Task item: The response must reproduce every record below without alteration.

════════════════════

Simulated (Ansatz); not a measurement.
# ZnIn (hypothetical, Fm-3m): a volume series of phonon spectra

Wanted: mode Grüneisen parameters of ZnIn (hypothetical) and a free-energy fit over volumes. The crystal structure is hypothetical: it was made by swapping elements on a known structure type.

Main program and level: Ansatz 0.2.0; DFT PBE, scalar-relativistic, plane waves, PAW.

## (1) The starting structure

════════════════════

Response:
Simulated (Ansatz); not a measurement.
# ZnIn (hypothetical, Fm-3m): a volume series of phonon spectra

Wanted: mode Grüneisen parameters of ZnIn (hypothetical) and a free-energy fit over volumes. The crystal structure is hypothetical: it was made by swapping elements on a known structure type.

Main program and level: Ansatz 0.2.0; DFT PBE, scalar-relativistic, plane waves, PAW.

## (1) The starting structure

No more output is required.